WORK ITEM: Retype the data that follows, keeping every character the same.

INFORMATION PROVIDED:
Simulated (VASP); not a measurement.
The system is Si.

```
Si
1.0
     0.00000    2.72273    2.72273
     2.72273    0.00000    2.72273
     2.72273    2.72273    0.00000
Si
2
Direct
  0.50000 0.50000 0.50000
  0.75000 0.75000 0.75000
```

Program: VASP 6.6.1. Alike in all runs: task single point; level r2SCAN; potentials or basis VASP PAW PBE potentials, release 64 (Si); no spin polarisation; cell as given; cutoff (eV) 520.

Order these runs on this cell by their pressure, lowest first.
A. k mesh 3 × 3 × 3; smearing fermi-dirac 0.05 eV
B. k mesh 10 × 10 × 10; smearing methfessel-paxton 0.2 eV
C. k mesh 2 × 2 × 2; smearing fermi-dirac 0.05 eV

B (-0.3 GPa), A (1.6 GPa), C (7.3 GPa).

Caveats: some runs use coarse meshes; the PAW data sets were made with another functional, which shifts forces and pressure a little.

ANSWER AREA:
Simulated (VASP); not a measurement.
The system is Si.

```
Si
1.0
     0.00000    2.72273    2.72273
     2.72273    0.00000    2.72273
     2.72273    2.72273    0.00000
Si
2
Direct
  0.50000 0.50000 0.50000
  0.75000 0.75000 0.75000
```

Program: VASP 6.6.1. Alike in all runs: task single point; level r2SCAN; potentials or basis VASP PAW PBE potentials, release 64 (Si); no spin polarisation; cell as given; cutoff (eV) 520.

Order these runs on this cell by their pressure, lowest first.
A. k mesh 3 × 3 × 3; smearing fermi-dirac 0.05 eV
B. k mesh 10 × 10 × 10; smearing methfessel-paxton 0.2 eV
C. k mesh 2 × 2 × 2; smearing fermi-dirac 0.05 eV

B (-0.3 GPa), A (1.6 GPa), C (7.3 GPa).

Caveats: some runs use coarse meshes; the PAW data sets were made with another functional, which shifts forces and pressure a little.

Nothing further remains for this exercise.